#### ACTIVITY:
Give back an exact copy of the lines below, from the first through the line with "500 | 420 |"; please stop there.

#### EXCERPTED DATA:
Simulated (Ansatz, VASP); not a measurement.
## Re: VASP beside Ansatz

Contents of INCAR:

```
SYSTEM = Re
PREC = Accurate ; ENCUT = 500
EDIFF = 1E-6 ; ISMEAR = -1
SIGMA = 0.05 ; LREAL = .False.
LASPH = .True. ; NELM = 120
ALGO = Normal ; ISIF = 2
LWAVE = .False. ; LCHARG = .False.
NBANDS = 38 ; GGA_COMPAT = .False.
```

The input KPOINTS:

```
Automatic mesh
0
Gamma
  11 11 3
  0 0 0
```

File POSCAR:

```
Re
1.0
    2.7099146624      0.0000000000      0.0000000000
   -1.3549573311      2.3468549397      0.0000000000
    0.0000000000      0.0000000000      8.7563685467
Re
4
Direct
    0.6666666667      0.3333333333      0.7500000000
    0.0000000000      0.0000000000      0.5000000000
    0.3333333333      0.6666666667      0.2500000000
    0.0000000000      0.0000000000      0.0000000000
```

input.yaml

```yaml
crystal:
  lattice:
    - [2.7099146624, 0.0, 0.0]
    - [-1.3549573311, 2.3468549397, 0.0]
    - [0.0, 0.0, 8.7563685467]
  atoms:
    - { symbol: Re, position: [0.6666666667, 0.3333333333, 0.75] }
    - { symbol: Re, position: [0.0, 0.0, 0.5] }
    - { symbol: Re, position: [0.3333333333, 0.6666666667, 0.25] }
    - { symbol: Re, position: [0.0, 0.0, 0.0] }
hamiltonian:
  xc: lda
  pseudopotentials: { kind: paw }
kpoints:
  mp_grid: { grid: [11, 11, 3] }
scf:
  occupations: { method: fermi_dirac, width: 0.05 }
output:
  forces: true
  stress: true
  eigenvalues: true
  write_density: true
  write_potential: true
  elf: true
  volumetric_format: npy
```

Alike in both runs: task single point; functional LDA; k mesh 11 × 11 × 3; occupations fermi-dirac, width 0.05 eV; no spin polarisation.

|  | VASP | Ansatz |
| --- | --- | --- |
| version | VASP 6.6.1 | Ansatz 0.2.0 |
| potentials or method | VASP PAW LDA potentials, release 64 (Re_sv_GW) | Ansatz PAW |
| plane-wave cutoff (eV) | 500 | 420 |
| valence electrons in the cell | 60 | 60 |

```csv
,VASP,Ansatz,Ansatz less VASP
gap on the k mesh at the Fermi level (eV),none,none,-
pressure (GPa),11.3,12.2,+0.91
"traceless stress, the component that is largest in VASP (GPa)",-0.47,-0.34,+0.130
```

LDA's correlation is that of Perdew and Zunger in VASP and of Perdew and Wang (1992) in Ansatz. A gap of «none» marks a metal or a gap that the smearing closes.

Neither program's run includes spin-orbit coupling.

#### PROBLEM SOLUTION:
Simulated (Ansatz, VASP); not a measurement.
## Re: VASP beside Ansatz

Contents of INCAR:

```
SYSTEM = Re
PREC = Accurate ; ENCUT = 500
EDIFF = 1E-6 ; ISMEAR = -1
SIGMA = 0.05 ; LREAL = .False.
LASPH = .True. ; NELM = 120
ALGO = Normal ; ISIF = 2
LWAVE = .False. ; LCHARG = .False.
NBANDS = 38 ; GGA_COMPAT = .False.
```

The input KPOINTS:

```
Automatic mesh
0
Gamma
  11 11 3
  0 0 0
```

File POSCAR:

```
Re
1.0
    2.7099146624      0.0000000000      0.0000000000
   -1.3549573311      2.3468549397      0.0000000000
    0.0000000000      0.0000000000      8.7563685467
Re
4
Direct
    0.6666666667      0.3333333333      0.7500000000
    0.0000000000      0.0000000000      0.5000000000
    0.3333333333      0.6666666667      0.2500000000
    0.0000000000      0.0000000000      0.0000000000
```

input.yaml

```yaml
crystal:
  lattice:
    - [2.7099146624, 0.0, 0.0]
    - [-1.3549573311, 2.3468549397, 0.0]
    - [0.0, 0.0, 8.7563685467]
  atoms:
    - { symbol: Re, position: [0.6666666667, 0.3333333333, 0.75] }
    - { symbol: Re, position: [0.0, 0.0, 0.5] }
    - { symbol: Re, position: [0.3333333333, 0.6666666667, 0.25] }
    - { symbol: Re, position: [0.0, 0.0, 0.0] }
hamiltonian:
  xc: lda
  pseudopotentials: { kind: paw }
kpoints:
  mp_grid: { grid: [11, 11, 3] }
scf:
  occupations: { method: fermi_dirac, width: 0.05 }
output:
  forces: true
  stress: true
  eigenvalues: true
  write_density: true
  write_potential: true
  elf: true
  volumetric_format: npy
```

Alike in both runs: task single point; functional LDA; k mesh 11 × 11 × 3; occupations fermi-dirac, width 0.05 eV; no spin polarisation.

|  | VASP | Ansatz |
| --- | --- | --- |
| version | VASP 6.6.1 | Ansatz 0.2.0 |
| potentials or method | VASP PAW LDA potentials, release 64 (Re_sv_GW) | Ansatz PAW |
| plane-wave cutoff (eV) | 500 | 420 |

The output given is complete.